----------

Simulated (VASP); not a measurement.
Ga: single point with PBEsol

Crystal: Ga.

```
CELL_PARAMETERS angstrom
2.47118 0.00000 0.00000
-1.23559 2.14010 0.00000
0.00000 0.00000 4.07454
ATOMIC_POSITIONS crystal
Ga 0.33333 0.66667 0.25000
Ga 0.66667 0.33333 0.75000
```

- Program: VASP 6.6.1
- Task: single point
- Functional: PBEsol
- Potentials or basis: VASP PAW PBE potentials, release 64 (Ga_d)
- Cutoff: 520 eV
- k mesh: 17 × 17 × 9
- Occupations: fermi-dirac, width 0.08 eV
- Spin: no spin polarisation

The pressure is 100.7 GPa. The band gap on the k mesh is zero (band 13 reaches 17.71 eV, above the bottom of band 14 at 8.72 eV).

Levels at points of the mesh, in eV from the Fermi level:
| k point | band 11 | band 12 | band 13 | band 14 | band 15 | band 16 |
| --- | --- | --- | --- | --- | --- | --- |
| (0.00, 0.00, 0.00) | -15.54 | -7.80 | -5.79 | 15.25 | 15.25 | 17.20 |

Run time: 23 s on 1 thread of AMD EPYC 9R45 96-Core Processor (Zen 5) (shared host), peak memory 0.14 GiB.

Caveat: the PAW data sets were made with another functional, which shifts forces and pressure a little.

----------

Starting with the first line of the listing above and ending with the line that holds "Run time: 23", return those lines exactly as written, both included.

[WRITTEN REPLY]:
Simulated (VASP); not a measurement.
Ga: single point with PBEsol

Crystal: Ga.

```
CELL_PARAMETERS angstrom
2.47118 0.00000 0.00000
-1.23559 2.14010 0.00000
0.00000 0.00000 4.07454
ATOMIC_POSITIONS crystal
Ga 0.33333 0.66667 0.25000
Ga 0.66667 0.33333 0.75000
```

- Program: VASP 6.6.1
- Task: single point
- Functional: PBEsol
- Potentials or basis: VASP PAW PBE potentials, release 64 (Ga_d)
- Cutoff: 520 eV
- k mesh: 17 × 17 × 9
- Occupations: fermi-dirac, width 0.08 eV
- Spin: no spin polarisation

The pressure is 100.7 GPa. The band gap on the k mesh is zero (band 13 reaches 17.71 eV, above the bottom of band 14 at 8.72 eV).

Levels at points of the mesh, in eV from the Fermi level:
| k point | band 11 | band 12 | band 13 | band 14 | band 15 | band 16 |
| --- | --- | --- | --- | --- | --- | --- |
| (0.00, 0.00, 0.00) | -15.54 | -7.80 | -5.79 | 15.25 | 15.25 | 17.20 |

Run time: 23 s on 1 thread of AMD EPYC 9R45 96-Core Processor (Zen 5) (shared host), peak memory 0.14 GiB.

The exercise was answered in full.